• Work order: Everything from the first line of the entries through the line containing "levels | 3.48 eV |" is to be retyped exactly, and nothing beyond it.

• The data:
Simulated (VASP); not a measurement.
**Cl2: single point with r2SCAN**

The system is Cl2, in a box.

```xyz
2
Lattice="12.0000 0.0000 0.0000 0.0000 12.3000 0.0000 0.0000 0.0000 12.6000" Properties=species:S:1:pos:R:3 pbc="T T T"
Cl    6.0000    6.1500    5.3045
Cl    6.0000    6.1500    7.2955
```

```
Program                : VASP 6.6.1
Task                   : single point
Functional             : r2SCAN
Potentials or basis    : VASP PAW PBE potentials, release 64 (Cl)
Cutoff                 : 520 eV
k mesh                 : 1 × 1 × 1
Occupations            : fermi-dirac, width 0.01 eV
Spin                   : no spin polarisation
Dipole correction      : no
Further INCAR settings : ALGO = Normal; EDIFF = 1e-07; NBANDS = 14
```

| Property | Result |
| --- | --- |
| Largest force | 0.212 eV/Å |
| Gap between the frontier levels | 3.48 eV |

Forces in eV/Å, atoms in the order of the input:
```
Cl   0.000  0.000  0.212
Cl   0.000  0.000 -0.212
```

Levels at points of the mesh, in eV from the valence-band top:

• Task answer:
Simulated (VASP); not a measurement.
**Cl2: single point with r2SCAN**

The system is Cl2, in a box.

```xyz
2
Lattice="12.0000 0.0000 0.0000 0.0000 12.3000 0.0000 0.0000 0.0000 12.6000" Properties=species:S:1:pos:R:3 pbc="T T T"
Cl    6.0000    6.1500    5.3045
Cl    6.0000    6.1500    7.2955
```

```
Program                : VASP 6.6.1
Task                   : single point
Functional             : r2SCAN
Potentials or basis    : VASP PAW PBE potentials, release 64 (Cl)
Cutoff                 : 520 eV
k mesh                 : 1 × 1 × 1
Occupations            : fermi-dirac, width 0.01 eV
Spin                   : no spin polarisation
Dipole correction      : no
Further INCAR settings : ALGO = Normal; EDIFF = 1e-07; NBANDS = 14
```

| Property | Result |
| --- | --- |
| Largest force | 0.212 eV/Å |
| Gap between the frontier levels | 3.48 eV |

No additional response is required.